——————————

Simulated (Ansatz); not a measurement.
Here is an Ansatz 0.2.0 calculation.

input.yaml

——————————

**Requirement**
Reproduce the entries above in full and exactly.

**Answer box**
Simulated (Ansatz); not a measurement.
Here is an Ansatz 0.2.0 calculation.

input.yaml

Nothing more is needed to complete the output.